» **Requirement**:
Repeat exactly, and only, the lines below starting at the line that contains "For N4: PQ = 6.915" and ending at the line that contains "Solvent, lattice and", inclusive of both.

───── Data records
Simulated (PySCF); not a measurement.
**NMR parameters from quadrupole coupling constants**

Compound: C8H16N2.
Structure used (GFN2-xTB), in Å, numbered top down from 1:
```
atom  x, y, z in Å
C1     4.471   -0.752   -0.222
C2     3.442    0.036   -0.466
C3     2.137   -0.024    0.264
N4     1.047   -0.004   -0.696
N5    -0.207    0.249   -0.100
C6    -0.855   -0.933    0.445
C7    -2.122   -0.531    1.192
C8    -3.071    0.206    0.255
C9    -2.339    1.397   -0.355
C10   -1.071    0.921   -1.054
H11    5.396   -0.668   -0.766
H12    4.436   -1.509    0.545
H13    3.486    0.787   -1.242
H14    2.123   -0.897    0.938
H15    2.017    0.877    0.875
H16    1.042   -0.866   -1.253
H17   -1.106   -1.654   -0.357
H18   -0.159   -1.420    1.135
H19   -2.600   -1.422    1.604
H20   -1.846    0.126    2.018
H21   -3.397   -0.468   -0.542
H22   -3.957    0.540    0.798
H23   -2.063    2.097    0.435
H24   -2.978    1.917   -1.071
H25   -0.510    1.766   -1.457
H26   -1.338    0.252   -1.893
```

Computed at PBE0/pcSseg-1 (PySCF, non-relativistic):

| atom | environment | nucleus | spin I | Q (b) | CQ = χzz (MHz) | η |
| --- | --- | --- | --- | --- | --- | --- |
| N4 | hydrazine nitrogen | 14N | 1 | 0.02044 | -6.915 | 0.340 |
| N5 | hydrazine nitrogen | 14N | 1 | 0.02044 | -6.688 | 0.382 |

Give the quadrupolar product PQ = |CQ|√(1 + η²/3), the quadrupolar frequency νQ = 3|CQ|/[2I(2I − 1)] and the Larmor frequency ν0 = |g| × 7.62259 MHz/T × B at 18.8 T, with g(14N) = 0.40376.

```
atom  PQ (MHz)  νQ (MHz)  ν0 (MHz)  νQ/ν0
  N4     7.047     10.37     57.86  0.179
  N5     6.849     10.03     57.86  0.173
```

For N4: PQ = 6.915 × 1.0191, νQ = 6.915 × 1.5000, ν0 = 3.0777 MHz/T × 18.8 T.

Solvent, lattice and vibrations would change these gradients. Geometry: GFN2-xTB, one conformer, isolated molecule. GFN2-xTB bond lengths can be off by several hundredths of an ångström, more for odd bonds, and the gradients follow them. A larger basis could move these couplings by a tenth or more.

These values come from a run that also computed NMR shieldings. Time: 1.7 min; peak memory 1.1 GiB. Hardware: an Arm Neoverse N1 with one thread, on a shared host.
──────────

» **Exercise response**:
For N4: PQ = 6.915 × 1.0191, νQ = 6.915 × 1.5000, ν0 = 3.0777 MHz/T × 18.8 T.

Solvent, lattice and vibrations would change these gradients. Geometry: GFN2-xTB, one conformer, isolated molecule. GFN2-xTB bond lengths can be off by several hundredths of an ångström, more for odd bonds, and the gradients follow them. A larger basis could move these couplings by a tenth or more.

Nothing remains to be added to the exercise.